RECORDED INFORMATION:
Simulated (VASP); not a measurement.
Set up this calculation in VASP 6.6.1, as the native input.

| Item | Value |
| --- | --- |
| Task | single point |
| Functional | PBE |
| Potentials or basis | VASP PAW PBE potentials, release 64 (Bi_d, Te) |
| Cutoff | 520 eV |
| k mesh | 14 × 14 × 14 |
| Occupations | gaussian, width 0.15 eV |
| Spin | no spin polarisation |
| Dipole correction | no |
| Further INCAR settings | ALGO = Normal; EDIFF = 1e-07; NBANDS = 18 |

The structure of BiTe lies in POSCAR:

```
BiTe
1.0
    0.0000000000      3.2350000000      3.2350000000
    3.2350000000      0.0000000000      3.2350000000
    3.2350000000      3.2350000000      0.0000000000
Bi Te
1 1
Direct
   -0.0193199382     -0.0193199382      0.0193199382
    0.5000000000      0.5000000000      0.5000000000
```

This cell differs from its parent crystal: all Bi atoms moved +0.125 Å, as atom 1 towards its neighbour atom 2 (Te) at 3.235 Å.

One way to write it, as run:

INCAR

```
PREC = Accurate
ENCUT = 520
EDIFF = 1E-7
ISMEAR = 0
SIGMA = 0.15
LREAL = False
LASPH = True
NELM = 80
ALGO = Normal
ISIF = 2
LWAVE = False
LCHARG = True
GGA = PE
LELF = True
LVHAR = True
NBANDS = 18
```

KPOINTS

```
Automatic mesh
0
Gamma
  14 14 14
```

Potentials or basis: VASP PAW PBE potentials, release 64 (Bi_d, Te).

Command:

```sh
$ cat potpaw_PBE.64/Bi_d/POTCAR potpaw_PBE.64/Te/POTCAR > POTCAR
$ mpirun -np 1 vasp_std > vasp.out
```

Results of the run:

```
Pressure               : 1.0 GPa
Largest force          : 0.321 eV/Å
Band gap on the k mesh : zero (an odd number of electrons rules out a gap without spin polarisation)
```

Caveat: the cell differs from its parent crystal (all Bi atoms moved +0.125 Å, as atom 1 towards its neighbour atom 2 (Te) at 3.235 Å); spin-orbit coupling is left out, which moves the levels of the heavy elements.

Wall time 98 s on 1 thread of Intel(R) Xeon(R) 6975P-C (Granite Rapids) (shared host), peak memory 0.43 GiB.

WORK REQUEST:
Write out again, exactly, the lines from the start of the entries up to and including the one with "width 0.15 eV |". Nothing else belongs in the reply.

REPLY:
Simulated (VASP); not a measurement.
Set up this calculation in VASP 6.6.1, as the native input.

| Item | Value |
| --- | --- |
| Task | single point |
| Functional | PBE |
| Potentials or basis | VASP PAW PBE potentials, release 64 (Bi_d, Te) |
| Cutoff | 520 eV |
| k mesh | 14 × 14 × 14 |
| Occupations | gaussian, width 0.15 eV |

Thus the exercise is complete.